Content starts
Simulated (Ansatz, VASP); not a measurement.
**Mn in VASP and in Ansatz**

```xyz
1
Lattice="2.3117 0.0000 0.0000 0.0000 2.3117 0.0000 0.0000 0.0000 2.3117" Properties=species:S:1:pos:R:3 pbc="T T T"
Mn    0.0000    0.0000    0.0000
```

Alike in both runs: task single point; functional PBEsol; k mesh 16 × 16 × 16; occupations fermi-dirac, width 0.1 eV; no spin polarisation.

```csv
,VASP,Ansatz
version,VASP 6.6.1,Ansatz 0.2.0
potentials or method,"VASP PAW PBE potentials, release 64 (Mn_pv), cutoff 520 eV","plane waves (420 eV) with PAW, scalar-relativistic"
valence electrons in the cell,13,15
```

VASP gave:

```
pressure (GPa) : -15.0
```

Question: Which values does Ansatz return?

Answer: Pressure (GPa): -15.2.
Content ends

**WORK REQUEST:**
Looking at the records above, return exactly the lines from the line with "and in Ansatz**" to the line with "Question: Which values does Ansatz return?", both ends included.

**RESPONSE BOX:**
**Mn in VASP and in Ansatz**

```xyz
1
Lattice="2.3117 0.0000 0.0000 0.0000 2.3117 0.0000 0.0000 0.0000 2.3117" Properties=species:S:1:pos:R:3 pbc="T T T"
Mn    0.0000    0.0000    0.0000
```

Alike in both runs: task single point; functional PBEsol; k mesh 16 × 16 × 16; occupations fermi-dirac, width 0.1 eV; no spin polarisation.

```csv
,VASP,Ansatz
version,VASP 6.6.1,Ansatz 0.2.0
potentials or method,"VASP PAW PBE potentials, release 64 (Mn_pv), cutoff 520 eV","plane waves (420 eV) with PAW, scalar-relativistic"
valence electrons in the cell,13,15
```

VASP gave:

```
pressure (GPa) : -15.0
```

Question: Which values does Ansatz return?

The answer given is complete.